● ● ● ●
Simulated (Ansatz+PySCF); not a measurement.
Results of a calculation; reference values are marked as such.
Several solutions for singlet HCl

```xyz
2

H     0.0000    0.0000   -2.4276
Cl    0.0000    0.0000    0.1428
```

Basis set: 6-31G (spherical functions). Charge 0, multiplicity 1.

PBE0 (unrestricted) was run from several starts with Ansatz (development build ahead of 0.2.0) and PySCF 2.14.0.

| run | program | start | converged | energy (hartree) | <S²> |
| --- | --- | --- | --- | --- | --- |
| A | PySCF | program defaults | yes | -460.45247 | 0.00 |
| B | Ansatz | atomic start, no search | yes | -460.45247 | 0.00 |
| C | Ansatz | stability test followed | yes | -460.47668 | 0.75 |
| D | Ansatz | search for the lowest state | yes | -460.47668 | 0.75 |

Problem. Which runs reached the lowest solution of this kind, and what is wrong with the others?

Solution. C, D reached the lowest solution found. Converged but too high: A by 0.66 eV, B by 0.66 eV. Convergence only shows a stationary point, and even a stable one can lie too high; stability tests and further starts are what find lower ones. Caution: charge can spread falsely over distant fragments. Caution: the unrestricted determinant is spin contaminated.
● ● ● ●

• BRIEF: Look through the data above and return exactly the lines from the one that contains "Basis set: 6-31G" to the one that contains "Problem. Which runs", inclusive, with nothing else.

• RESULT:
Basis set: 6-31G (spherical functions). Charge 0, multiplicity 1.

PBE0 (unrestricted) was run from several starts with Ansatz (development build ahead of 0.2.0) and PySCF 2.14.0.

| run | program | start | converged | energy (hartree) | <S²> |
| --- | --- | --- | --- | --- | --- |
| A | PySCF | program defaults | yes | -460.45247 | 0.00 |
| B | Ansatz | atomic start, no search | yes | -460.45247 | 0.00 |
| C | Ansatz | stability test followed | yes | -460.47668 | 0.75 |
| D | Ansatz | search for the lowest state | yes | -460.47668 | 0.75 |

Problem. Which runs reached the lowest solution of this kind, and what is wrong with the others?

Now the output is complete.